*Action item*: Give back exactly the lines of the data below, starting with the line that has "Crystal: GaN." and going on through the line that has "spin polarisation |".

━━━━━ Exercise data
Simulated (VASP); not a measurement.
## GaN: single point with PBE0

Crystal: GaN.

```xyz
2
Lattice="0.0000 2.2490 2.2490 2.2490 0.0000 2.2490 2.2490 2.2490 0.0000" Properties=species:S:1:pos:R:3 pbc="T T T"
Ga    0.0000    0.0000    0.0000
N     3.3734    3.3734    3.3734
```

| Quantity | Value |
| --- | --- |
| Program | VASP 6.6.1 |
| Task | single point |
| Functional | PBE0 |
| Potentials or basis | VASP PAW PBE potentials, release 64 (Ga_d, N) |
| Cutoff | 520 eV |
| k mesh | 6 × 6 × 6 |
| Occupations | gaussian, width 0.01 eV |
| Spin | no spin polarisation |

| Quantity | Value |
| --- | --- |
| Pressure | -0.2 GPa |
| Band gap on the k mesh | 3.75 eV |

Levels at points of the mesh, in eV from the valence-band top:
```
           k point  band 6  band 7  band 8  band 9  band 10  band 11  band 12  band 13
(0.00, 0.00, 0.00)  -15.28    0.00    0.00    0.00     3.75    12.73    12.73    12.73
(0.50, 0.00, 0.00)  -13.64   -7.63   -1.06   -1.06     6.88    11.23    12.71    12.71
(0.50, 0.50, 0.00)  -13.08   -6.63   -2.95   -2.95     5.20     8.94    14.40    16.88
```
━━━━━━━━━━

*Your solution*:
Crystal: GaN.

```xyz
2
Lattice="0.0000 2.2490 2.2490 2.2490 0.0000 2.2490 2.2490 2.2490 0.0000" Properties=species:S:1:pos:R:3 pbc="T T T"
Ga    0.0000    0.0000    0.0000
N     3.3734    3.3734    3.3734
```

| Quantity | Value |
| --- | --- |
| Program | VASP 6.6.1 |
| Task | single point |
| Functional | PBE0 |
| Potentials or basis | VASP PAW PBE potentials, release 64 (Ga_d, N) |
| Cutoff | 520 eV |
| k mesh | 6 × 6 × 6 |
| Occupations | gaussian, width 0.01 eV |
| Spin | no spin polarisation |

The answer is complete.